==========
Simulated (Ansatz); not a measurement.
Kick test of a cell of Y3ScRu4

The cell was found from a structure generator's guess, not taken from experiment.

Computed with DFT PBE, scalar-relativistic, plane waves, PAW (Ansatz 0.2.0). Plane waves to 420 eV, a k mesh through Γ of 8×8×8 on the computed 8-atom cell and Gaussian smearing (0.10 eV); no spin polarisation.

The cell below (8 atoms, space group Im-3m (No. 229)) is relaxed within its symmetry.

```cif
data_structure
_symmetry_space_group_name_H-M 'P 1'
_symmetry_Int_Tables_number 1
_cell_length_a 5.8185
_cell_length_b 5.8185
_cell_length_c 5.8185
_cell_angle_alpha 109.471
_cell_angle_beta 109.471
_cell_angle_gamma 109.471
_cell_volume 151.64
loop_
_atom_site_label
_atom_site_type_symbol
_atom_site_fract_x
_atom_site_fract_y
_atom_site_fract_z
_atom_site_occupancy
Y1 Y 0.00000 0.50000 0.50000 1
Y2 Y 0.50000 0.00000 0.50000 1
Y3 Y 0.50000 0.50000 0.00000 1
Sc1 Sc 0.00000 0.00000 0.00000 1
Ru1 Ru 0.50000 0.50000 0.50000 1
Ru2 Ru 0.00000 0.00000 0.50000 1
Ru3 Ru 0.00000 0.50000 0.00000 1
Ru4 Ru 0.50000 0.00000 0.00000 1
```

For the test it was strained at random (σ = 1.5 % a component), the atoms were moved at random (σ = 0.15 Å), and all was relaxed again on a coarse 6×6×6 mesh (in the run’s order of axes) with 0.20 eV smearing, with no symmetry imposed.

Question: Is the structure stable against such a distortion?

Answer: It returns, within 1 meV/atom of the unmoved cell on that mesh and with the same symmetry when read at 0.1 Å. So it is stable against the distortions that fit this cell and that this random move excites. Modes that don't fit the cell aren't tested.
==========

### ACTION ITEM
When copying the data above, please keep exactly the lines from its first line through the line with "Computed with DFT", both ends included, and drop the rest.

### WORKED SOLUTION
Simulated (Ansatz); not a measurement.
Kick test of a cell of Y3ScRu4

The cell was found from a structure generator's guess, not taken from experiment.

Computed with DFT PBE, scalar-relativistic, plane waves, PAW (Ansatz 0.2.0). Plane waves to 420 eV, a k mesh through Γ of 8×8×8 on the computed 8-atom cell and Gaussian smearing (0.10 eV); no spin polarisation.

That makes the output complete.